● Available data:
####
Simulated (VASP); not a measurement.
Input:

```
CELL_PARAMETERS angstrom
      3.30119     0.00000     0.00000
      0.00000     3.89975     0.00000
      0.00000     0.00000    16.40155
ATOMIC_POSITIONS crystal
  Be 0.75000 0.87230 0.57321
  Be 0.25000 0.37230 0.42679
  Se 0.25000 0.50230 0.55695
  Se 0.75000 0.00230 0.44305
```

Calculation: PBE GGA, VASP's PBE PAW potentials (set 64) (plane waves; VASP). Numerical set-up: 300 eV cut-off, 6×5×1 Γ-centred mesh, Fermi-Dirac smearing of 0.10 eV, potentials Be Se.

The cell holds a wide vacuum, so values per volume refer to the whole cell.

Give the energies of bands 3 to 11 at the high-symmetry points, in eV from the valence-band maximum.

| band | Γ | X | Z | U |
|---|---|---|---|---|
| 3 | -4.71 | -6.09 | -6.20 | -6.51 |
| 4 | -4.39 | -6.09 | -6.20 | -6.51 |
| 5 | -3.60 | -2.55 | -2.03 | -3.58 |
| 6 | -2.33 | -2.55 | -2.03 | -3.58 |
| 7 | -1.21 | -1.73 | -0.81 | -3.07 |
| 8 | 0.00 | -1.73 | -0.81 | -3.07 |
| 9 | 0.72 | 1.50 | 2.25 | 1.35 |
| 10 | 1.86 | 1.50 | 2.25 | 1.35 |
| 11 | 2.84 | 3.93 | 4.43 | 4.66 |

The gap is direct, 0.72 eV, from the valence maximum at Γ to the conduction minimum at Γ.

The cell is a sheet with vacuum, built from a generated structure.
####

● Exercise:
Copy the records above exactly, from the first line through the line containing "Calculation: PBE GGA, VASP's", and include nothing else.

● Task solution:
Simulated (VASP); not a measurement.
Input:

```
CELL_PARAMETERS angstrom
      3.30119     0.00000     0.00000
      0.00000     3.89975     0.00000
      0.00000     0.00000    16.40155
ATOMIC_POSITIONS crystal
  Be 0.75000 0.87230 0.57321
  Be 0.25000 0.37230 0.42679
  Se 0.25000 0.50230 0.55695
  Se 0.75000 0.00230 0.44305
```

Calculation: PBE GGA, VASP's PBE PAW potentials (set 64) (plane waves; VASP). Numerical set-up: 300 eV cut-off, 6×5×1 Γ-centred mesh, Fermi-Dirac smearing of 0.10 eV, potentials Be Se.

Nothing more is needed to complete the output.